● WORK ITEM: Range to reproduce from the entries below: the line with "Si3 | -0.577 | 0.577 | 0.577 |", the line with "Si4 | 0.577 | -0.577 | -0.577 |", and every line in between. Give them exactly and give nothing else.

● EXTRACTED DATA:
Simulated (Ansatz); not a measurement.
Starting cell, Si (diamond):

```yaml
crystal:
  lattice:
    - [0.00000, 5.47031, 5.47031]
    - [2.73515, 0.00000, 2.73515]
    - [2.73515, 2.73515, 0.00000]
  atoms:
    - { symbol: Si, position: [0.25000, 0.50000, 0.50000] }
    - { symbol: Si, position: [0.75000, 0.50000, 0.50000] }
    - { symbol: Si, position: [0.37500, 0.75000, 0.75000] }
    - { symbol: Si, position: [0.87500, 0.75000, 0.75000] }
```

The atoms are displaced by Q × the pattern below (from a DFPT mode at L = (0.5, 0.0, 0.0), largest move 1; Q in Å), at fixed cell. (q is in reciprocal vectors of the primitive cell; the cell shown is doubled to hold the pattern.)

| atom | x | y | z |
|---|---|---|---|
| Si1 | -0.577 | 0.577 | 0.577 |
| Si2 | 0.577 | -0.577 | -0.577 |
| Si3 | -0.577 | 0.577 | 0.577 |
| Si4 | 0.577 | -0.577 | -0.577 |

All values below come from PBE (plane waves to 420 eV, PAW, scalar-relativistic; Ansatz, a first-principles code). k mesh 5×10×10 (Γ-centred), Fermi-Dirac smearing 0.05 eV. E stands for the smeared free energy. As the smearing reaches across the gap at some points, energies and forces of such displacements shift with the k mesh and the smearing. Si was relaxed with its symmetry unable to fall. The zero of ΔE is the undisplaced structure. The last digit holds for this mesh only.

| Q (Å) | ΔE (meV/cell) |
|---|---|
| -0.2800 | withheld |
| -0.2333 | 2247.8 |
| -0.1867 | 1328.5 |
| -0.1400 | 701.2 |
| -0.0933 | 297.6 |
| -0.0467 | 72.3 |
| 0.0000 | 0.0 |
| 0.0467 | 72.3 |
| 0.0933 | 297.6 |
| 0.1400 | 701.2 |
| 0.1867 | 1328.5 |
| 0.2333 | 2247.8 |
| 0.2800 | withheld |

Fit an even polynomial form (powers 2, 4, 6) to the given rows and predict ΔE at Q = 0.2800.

● RESPONSE AREA:
| Si3 | -0.577 | 0.577 | 0.577 |
| Si4 | 0.577 | -0.577 | -0.577 |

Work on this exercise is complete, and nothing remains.